> Brief: Reproduce word for word, from the entries below, the line with "Give the largest", the line with "0.211 | 0.02 |", and every line between them, and nothing more.

..........

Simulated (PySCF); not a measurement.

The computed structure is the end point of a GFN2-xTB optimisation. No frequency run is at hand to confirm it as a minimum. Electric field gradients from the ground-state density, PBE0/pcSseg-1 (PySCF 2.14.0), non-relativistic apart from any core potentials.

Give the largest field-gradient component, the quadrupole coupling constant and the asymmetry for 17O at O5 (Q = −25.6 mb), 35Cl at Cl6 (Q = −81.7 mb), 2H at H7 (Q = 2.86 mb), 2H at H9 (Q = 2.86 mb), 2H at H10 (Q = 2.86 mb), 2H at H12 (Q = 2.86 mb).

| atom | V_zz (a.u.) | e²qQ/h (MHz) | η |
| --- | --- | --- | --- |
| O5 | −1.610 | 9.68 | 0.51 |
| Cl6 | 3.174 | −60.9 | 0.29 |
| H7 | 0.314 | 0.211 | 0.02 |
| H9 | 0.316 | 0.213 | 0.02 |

..........

> Result:
Give the largest field-gradient component, the quadrupole coupling constant and the asymmetry for 17O at O5 (Q = −25.6 mb), 35Cl at Cl6 (Q = −81.7 mb), 2H at H7 (Q = 2.86 mb), 2H at H9 (Q = 2.86 mb), 2H at H10 (Q = 2.86 mb), 2H at H12 (Q = 2.86 mb).

| atom | V_zz (a.u.) | e²qQ/h (MHz) | η |
| --- | --- | --- | --- |
| O5 | −1.610 | 9.68 | 0.51 |
| Cl6 | 3.174 | −60.9 | 0.29 |
| H7 | 0.314 | 0.211 | 0.02 |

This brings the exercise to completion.